#####
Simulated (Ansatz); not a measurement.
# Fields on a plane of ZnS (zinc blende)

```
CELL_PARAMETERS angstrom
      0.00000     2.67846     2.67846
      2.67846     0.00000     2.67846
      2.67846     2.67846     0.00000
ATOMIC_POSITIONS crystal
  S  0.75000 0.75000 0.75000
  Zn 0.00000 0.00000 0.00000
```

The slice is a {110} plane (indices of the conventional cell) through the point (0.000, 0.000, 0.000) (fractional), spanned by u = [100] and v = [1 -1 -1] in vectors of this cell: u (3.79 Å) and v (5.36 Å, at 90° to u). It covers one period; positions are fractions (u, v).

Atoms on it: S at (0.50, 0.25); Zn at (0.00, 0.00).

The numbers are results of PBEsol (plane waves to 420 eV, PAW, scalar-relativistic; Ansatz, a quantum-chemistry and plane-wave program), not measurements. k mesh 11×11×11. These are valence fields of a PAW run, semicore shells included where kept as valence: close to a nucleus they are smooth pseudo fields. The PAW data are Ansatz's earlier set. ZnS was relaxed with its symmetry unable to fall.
#####

§ **Work instruction**: Word for word, return each of the entries shown above.

§ **Response area**:
Simulated (Ansatz); not a measurement.
# Fields on a plane of ZnS (zinc blende)

```
CELL_PARAMETERS angstrom
      0.00000     2.67846     2.67846
      2.67846     0.00000     2.67846
      2.67846     2.67846     0.00000
ATOMIC_POSITIONS crystal
  S  0.75000 0.75000 0.75000
  Zn 0.00000 0.00000 0.00000
```

The slice is a {110} plane (indices of the conventional cell) through the point (0.000, 0.000, 0.000) (fractional), spanned by u = [100] and v = [1 -1 -1] in vectors of this cell: u (3.79 Å) and v (5.36 Å, at 90° to u). It covers one period; positions are fractions (u, v).

Atoms on it: S at (0.50, 0.25); Zn at (0.00, 0.00).

The numbers are results of PBEsol (plane waves to 420 eV, PAW, scalar-relativistic; Ansatz, a quantum-chemistry and plane-wave program), not measurements. k mesh 11×11×11. These are valence fields of a PAW run, semicore shells included where kept as valence: close to a nucleus they are smooth pseudo fields. The PAW data are Ansatz's earlier set. ZnS was relaxed with its symmetry unable to fall.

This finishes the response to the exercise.